Required action
Below are records; reproduce exactly the lines from the first through the one containing "Problem. Estimate the missing entries.".

Source material
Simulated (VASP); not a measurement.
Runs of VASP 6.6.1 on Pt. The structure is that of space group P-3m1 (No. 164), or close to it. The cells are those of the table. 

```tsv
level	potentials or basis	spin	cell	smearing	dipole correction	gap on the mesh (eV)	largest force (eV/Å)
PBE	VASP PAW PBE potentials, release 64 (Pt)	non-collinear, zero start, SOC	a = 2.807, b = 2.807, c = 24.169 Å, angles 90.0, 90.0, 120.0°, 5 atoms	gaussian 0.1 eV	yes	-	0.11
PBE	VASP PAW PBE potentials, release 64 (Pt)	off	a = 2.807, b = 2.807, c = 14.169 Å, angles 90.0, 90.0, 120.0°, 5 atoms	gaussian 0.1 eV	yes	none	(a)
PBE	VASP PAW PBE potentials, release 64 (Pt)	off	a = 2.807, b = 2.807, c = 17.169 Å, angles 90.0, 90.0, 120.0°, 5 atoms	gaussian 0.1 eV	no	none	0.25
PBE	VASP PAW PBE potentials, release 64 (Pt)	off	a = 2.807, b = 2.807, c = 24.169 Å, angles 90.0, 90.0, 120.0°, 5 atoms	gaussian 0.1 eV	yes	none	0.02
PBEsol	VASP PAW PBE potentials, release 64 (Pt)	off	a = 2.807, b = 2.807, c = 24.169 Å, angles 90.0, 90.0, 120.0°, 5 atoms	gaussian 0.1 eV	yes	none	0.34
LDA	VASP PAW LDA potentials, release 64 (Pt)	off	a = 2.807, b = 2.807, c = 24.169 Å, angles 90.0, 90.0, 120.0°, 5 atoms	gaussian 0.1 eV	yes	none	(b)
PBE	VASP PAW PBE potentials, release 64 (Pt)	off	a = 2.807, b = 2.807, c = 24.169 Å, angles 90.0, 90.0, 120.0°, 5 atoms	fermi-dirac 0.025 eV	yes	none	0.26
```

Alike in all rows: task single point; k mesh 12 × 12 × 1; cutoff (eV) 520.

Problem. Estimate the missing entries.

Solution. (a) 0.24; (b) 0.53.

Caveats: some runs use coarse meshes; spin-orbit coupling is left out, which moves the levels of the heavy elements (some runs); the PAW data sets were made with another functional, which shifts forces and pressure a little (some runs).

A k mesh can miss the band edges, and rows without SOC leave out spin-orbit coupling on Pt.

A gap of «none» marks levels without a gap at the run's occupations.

Your solution
Simulated (VASP); not a measurement.
Runs of VASP 6.6.1 on Pt. The structure is that of space group P-3m1 (No. 164), or close to it. The cells are those of the table. 

```tsv
level	potentials or basis	spin	cell	smearing	dipole correction	gap on the mesh (eV)	largest force (eV/Å)
PBE	VASP PAW PBE potentials, release 64 (Pt)	non-collinear, zero start, SOC	a = 2.807, b = 2.807, c = 24.169 Å, angles 90.0, 90.0, 120.0°, 5 atoms	gaussian 0.1 eV	yes	-	0.11
PBE	VASP PAW PBE potentials, release 64 (Pt)	off	a = 2.807, b = 2.807, c = 14.169 Å, angles 90.0, 90.0, 120.0°, 5 atoms	gaussian 0.1 eV	yes	none	(a)
PBE	VASP PAW PBE potentials, release 64 (Pt)	off	a = 2.807, b = 2.807, c = 17.169 Å, angles 90.0, 90.0, 120.0°, 5 atoms	gaussian 0.1 eV	no	none	0.25
PBE	VASP PAW PBE potentials, release 64 (Pt)	off	a = 2.807, b = 2.807, c = 24.169 Å, angles 90.0, 90.0, 120.0°, 5 atoms	gaussian 0.1 eV	yes	none	0.02
PBEsol	VASP PAW PBE potentials, release 64 (Pt)	off	a = 2.807, b = 2.807, c = 24.169 Å, angles 90.0, 90.0, 120.0°, 5 atoms	gaussian 0.1 eV	yes	none	0.34
LDA	VASP PAW LDA potentials, release 64 (Pt)	off	a = 2.807, b = 2.807, c = 24.169 Å, angles 90.0, 90.0, 120.0°, 5 atoms	gaussian 0.1 eV	yes	none	(b)
PBE	VASP PAW PBE potentials, release 64 (Pt)	off	a = 2.807, b = 2.807, c = 24.169 Å, angles 90.0, 90.0, 120.0°, 5 atoms	fermi-dirac 0.025 eV	yes	none	0.26
```

Alike in all rows: task single point; k mesh 12 × 12 × 1; cutoff (eV) 520.

Problem. Estimate the missing entries.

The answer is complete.